Excerpted records below:

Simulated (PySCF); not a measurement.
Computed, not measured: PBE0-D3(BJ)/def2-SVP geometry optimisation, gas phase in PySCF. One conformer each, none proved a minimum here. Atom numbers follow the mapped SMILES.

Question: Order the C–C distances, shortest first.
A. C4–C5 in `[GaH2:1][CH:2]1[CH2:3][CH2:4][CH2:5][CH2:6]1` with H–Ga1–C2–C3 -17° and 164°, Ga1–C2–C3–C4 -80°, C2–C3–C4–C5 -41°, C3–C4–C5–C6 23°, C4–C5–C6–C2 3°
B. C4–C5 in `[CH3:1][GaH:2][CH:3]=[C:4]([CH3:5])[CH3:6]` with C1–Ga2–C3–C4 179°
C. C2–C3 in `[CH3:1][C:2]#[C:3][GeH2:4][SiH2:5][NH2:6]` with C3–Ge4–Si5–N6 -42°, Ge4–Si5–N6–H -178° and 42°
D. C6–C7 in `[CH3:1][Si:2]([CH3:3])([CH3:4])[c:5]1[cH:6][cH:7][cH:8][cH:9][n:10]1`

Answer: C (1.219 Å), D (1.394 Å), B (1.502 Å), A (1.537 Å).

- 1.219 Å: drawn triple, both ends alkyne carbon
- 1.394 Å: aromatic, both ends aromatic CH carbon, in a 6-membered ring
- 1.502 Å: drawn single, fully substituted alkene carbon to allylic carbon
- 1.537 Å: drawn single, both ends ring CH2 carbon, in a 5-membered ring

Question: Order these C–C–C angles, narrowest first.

End of Excerpted records.

# Activity
Set out the entries once more, word for word.

# Response box
Simulated (PySCF); not a measurement.
Computed, not measured: PBE0-D3(BJ)/def2-SVP geometry optimisation, gas phase in PySCF. One conformer each, none proved a minimum here. Atom numbers follow the mapped SMILES.

Question: Order the C–C distances, shortest first.
A. C4–C5 in `[GaH2:1][CH:2]1[CH2:3][CH2:4][CH2:5][CH2:6]1` with H–Ga1–C2–C3 -17° and 164°, Ga1–C2–C3–C4 -80°, C2–C3–C4–C5 -41°, C3–C4–C5–C6 23°, C4–C5–C6–C2 3°
B. C4–C5 in `[CH3:1][GaH:2][CH:3]=[C:4]([CH3:5])[CH3:6]` with C1–Ga2–C3–C4 179°
C. C2–C3 in `[CH3:1][C:2]#[C:3][GeH2:4][SiH2:5][NH2:6]` with C3–Ge4–Si5–N6 -42°, Ge4–Si5–N6–H -178° and 42°
D. C6–C7 in `[CH3:1][Si:2]([CH3:3])([CH3:4])[c:5]1[cH:6][cH:7][cH:8][cH:9][n:10]1`

Answer: C (1.219 Å), D (1.394 Å), B (1.502 Å), A (1.537 Å).

- 1.219 Å: drawn triple, both ends alkyne carbon
- 1.394 Å: aromatic, both ends aromatic CH carbon, in a 6-membered ring
- 1.502 Å: drawn single, fully substituted alkene carbon to allylic carbon
- 1.537 Å: drawn single, both ends ring CH2 carbon, in a 5-membered ring

Question: Order these C–C–C angles, narrowest first.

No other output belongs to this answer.